### Work request
After locating "Alike in both" in the listing below, copy that line and each one after it exactly, ending with the line that has "Ansatz relaxed the".

### Data excerpts
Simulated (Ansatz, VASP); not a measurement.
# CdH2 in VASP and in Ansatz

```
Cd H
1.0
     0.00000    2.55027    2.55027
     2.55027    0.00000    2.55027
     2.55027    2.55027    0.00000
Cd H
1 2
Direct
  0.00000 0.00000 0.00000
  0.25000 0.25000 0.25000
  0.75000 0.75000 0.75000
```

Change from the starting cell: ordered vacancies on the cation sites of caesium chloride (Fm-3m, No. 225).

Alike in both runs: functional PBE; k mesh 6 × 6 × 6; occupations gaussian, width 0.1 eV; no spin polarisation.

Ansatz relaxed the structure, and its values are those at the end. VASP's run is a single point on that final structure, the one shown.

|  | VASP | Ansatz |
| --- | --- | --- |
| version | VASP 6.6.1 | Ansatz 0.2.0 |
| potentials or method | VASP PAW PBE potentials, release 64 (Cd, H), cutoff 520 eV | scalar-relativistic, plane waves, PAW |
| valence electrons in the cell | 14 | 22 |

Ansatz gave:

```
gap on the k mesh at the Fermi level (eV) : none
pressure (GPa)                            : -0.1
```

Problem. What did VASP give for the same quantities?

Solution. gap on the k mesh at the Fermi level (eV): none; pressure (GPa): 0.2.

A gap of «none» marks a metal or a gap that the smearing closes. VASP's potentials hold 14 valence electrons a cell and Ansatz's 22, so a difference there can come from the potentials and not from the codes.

### Task output
Alike in both runs: functional PBE; k mesh 6 × 6 × 6; occupations gaussian, width 0.1 eV; no spin polarisation.

Ansatz relaxed the structure, and its values are those at the end. VASP's run is a single point on that final structure, the one shown.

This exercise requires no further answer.